## [Supplied information]
[Start of Attachment]

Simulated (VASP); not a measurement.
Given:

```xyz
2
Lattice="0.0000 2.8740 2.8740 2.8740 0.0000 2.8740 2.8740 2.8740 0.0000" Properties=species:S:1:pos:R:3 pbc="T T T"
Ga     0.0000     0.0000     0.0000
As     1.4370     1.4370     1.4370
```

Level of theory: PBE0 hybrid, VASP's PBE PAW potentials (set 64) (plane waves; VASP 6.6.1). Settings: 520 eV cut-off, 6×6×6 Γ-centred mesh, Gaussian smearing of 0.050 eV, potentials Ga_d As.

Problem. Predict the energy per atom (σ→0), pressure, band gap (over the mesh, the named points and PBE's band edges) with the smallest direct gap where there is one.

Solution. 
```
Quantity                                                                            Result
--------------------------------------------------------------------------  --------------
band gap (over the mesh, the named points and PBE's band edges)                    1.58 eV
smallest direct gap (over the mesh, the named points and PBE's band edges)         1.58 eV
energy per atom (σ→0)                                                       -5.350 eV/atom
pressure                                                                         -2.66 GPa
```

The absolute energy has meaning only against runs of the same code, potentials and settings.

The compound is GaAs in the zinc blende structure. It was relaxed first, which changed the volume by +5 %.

[End of Attachment]

## [Exercise]
Each record above is to be written out again exactly.

## [Expected answer]
Simulated (VASP); not a measurement.
Given:

```xyz
2
Lattice="0.0000 2.8740 2.8740 2.8740 0.0000 2.8740 2.8740 2.8740 0.0000" Properties=species:S:1:pos:R:3 pbc="T T T"
Ga     0.0000     0.0000     0.0000
As     1.4370     1.4370     1.4370
```

Level of theory: PBE0 hybrid, VASP's PBE PAW potentials (set 64) (plane waves; VASP 6.6.1). Settings: 520 eV cut-off, 6×6×6 Γ-centred mesh, Gaussian smearing of 0.050 eV, potentials Ga_d As.

Problem. Predict the energy per atom (σ→0), pressure, band gap (over the mesh, the named points and PBE's band edges) with the smallest direct gap where there is one.

Solution. 
```
Quantity                                                                            Result
--------------------------------------------------------------------------  --------------
band gap (over the mesh, the named points and PBE's band edges)                    1.58 eV
smallest direct gap (over the mesh, the named points and PBE's band edges)         1.58 eV
energy per atom (σ→0)                                                       -5.350 eV/atom
pressure                                                                         -2.66 GPa
```

The absolute energy has meaning only against runs of the same code, potentials and settings.

The compound is GaAs in the zinc blende structure. It was relaxed first, which changed the volume by +5 %.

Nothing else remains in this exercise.